Assignment:
Copy every record below exactly as it appears.

*** Opening Data shown ***
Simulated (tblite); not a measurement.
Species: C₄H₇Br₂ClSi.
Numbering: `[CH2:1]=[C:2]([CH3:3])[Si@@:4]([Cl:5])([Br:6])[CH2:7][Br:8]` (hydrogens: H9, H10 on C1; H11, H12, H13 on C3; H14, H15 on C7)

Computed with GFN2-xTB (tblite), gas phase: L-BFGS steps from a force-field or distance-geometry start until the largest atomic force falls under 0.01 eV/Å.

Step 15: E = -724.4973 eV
*** Closing Data shown ***

Expected answer:
Simulated (tblite); not a measurement.
Species: C₄H₇Br₂ClSi.
Numbering: `[CH2:1]=[C:2]([CH3:3])[Si@@:4]([Cl:5])([Br:6])[CH2:7][Br:8]` (hydrogens: H9, H10 on C1; H11, H12, H13 on C3; H14, H15 on C7)

Computed with GFN2-xTB (tblite), gas phase: L-BFGS steps from a force-field or distance-geometry start until the largest atomic force falls under 0.01 eV/Å.

Step 15: E = -724.4973 eV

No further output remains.